◇ ◇ ◇ ◇

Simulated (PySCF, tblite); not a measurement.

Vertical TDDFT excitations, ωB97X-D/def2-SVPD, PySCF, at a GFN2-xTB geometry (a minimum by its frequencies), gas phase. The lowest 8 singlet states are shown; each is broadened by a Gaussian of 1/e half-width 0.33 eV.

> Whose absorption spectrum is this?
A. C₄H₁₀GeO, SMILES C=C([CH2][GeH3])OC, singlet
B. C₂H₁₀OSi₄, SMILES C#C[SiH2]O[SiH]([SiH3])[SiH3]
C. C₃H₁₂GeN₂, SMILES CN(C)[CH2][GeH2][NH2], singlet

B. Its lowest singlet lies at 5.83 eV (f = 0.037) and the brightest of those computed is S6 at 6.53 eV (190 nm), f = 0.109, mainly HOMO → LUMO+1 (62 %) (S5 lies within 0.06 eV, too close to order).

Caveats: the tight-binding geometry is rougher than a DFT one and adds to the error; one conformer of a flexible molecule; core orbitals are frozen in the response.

◇ ◇ ◇ ◇

Exercise: Write out the records in full, exactly as they appear above.

Solution:
Simulated (PySCF, tblite); not a measurement.

Vertical TDDFT excitations, ωB97X-D/def2-SVPD, PySCF, at a GFN2-xTB geometry (a minimum by its frequencies), gas phase. The lowest 8 singlet states are shown; each is broadened by a Gaussian of 1/e half-width 0.33 eV.

> Whose absorption spectrum is this?
A. C₄H₁₀GeO, SMILES C=C([CH2][GeH3])OC, singlet
B. C₂H₁₀OSi₄, SMILES C#C[SiH2]O[SiH]([SiH3])[SiH3]
C. C₃H₁₂GeN₂, SMILES CN(C)[CH2][GeH2][NH2], singlet

B. Its lowest singlet lies at 5.83 eV (f = 0.037) and the brightest of those computed is S6 at 6.53 eV (190 nm), f = 0.109, mainly HOMO → LUMO+1 (62 %) (S5 lies within 0.06 eV, too close to order).

Caveats: the tight-binding geometry is rougher than a DFT one and adds to the error; one conformer of a flexible molecule; core orbitals are frozen in the response.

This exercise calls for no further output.